Write out every line exactly, from the first line of the records below through the line that contains "TMR0 = 147.7 %".

### RECORDED INFORMATION
┏━━

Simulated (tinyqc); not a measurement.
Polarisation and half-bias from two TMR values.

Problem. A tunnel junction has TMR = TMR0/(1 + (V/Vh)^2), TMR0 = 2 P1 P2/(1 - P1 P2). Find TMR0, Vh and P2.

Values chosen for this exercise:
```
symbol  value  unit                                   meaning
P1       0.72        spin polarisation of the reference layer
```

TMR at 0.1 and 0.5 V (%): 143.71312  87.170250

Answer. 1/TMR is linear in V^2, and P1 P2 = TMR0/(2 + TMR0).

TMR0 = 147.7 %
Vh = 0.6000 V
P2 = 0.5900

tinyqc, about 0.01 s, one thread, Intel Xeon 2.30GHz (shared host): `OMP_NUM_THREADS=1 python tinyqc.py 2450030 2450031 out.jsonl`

┗━━

### EXERCISE RESPONSE
Simulated (tinyqc); not a measurement.
Polarisation and half-bias from two TMR values.

Problem. A tunnel junction has TMR = TMR0/(1 + (V/Vh)^2), TMR0 = 2 P1 P2/(1 - P1 P2). Find TMR0, Vh and P2.

Values chosen for this exercise:
```
symbol  value  unit                                   meaning
P1       0.72        spin polarisation of the reference layer
```

TMR at 0.1 and 0.5 V (%): 143.71312  87.170250

Answer. 1/TMR is linear in V^2, and P1 P2 = TMR0/(2 + TMR0).

TMR0 = 147.7 %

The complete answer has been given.